§ Exercise: Up to and including the line with "Q: Give the", copy the records below exactly from their first line.

_ _ _ _

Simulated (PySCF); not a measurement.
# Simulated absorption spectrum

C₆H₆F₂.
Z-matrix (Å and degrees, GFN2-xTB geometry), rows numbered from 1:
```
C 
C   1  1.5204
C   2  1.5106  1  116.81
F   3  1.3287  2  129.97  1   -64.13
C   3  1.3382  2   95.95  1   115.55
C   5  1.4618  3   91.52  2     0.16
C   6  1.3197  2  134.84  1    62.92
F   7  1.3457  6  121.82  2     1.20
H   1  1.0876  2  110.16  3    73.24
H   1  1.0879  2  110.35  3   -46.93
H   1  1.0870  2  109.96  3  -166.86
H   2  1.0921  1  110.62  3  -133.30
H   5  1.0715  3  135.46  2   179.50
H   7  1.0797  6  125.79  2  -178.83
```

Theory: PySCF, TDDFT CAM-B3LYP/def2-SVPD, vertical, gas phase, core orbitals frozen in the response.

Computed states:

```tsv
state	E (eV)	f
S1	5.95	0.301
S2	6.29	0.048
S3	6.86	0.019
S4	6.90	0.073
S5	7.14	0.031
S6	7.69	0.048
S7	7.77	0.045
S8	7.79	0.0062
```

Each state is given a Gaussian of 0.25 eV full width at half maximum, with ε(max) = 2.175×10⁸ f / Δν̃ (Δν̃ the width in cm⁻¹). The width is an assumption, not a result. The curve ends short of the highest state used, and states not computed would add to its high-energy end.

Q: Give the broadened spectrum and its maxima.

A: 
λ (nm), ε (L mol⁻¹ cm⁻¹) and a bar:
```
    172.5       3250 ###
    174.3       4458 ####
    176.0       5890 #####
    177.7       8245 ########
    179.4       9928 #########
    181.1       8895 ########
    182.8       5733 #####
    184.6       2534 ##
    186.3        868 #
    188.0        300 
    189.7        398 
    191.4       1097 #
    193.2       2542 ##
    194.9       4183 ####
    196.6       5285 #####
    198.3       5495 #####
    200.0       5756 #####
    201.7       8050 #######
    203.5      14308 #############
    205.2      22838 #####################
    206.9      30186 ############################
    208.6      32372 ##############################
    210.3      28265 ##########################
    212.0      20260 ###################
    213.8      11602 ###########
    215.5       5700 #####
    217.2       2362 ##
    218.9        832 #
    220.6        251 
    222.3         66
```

_ _ _ _

§ Task output:
Simulated (PySCF); not a measurement.
# Simulated absorption spectrum

C₆H₆F₂.
Z-matrix (Å and degrees, GFN2-xTB geometry), rows numbered from 1:
```
C 
C   1  1.5204
C   2  1.5106  1  116.81
F   3  1.3287  2  129.97  1   -64.13
C   3  1.3382  2   95.95  1   115.55
C   5  1.4618  3   91.52  2     0.16
C   6  1.3197  2  134.84  1    62.92
F   7  1.3457  6  121.82  2     1.20
H   1  1.0876  2  110.16  3    73.24
H   1  1.0879  2  110.35  3   -46.93
H   1  1.0870  2  109.96  3  -166.86
H   2  1.0921  1  110.62  3  -133.30
H   5  1.0715  3  135.46  2   179.50
H   7  1.0797  6  125.79  2  -178.83
```

Theory: PySCF, TDDFT CAM-B3LYP/def2-SVPD, vertical, gas phase, core orbitals frozen in the response.

Computed states:

```tsv
state	E (eV)	f
S1	5.95	0.301
S2	6.29	0.048
S3	6.86	0.019
S4	6.90	0.073
S5	7.14	0.031
S6	7.69	0.048
S7	7.77	0.045
S8	7.79	0.0062
```

Each state is given a Gaussian of 0.25 eV full width at half maximum, with ε(max) = 2.175×10⁸ f / Δν̃ (Δν̃ the width in cm⁻¹). The width is an assumption, not a result. The curve ends short of the highest state used, and states not computed would add to its high-energy end.

Q: Give the broadened spectrum and its maxima.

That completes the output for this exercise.